Segment Open

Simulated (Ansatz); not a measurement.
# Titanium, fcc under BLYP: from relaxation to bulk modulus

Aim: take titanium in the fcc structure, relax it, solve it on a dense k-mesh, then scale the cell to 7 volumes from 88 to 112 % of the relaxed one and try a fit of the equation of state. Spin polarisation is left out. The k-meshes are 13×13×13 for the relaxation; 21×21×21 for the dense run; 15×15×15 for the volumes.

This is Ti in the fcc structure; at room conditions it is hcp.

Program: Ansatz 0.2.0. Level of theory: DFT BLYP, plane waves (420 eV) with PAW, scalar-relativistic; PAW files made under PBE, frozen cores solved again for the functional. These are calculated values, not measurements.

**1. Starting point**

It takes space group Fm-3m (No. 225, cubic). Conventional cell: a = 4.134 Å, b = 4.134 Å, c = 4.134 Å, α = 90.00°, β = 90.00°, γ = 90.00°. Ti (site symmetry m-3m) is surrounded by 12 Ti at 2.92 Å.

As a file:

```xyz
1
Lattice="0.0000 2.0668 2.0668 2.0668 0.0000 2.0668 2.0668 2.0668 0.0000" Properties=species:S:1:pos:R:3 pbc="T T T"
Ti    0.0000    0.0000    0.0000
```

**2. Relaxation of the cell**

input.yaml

Segment Closed

Work order
Your task for the entries above: copy exactly the span starting with the line with "Aim: take titanium" and going on through the line with "of the cell**", both lines included, and nothing else.

Exercise solution
Aim: take titanium in the fcc structure, relax it, solve it on a dense k-mesh, then scale the cell to 7 volumes from 88 to 112 % of the relaxed one and try a fit of the equation of state. Spin polarisation is left out. The k-meshes are 13×13×13 for the relaxation; 21×21×21 for the dense run; 15×15×15 for the volumes.

This is Ti in the fcc structure; at room conditions it is hcp.

Program: Ansatz 0.2.0. Level of theory: DFT BLYP, plane waves (420 eV) with PAW, scalar-relativistic; PAW files made under PBE, frozen cores solved again for the functional. These are calculated values, not measurements.

**1. Starting point**

It takes space group Fm-3m (No. 225, cubic). Conventional cell: a = 4.134 Å, b = 4.134 Å, c = 4.134 Å, α = 90.00°, β = 90.00°, γ = 90.00°. Ti (site symmetry m-3m) is surrounded by 12 Ti at 2.92 Å.

As a file:

```xyz
1
Lattice="0.0000 2.0668 2.0668 2.0668 0.0000 2.0668 2.0668 2.0668 0.0000" Properties=species:S:1:pos:R:3 pbc="T T T"
Ti    0.0000    0.0000    0.0000
```

**2. Relaxation of the cell**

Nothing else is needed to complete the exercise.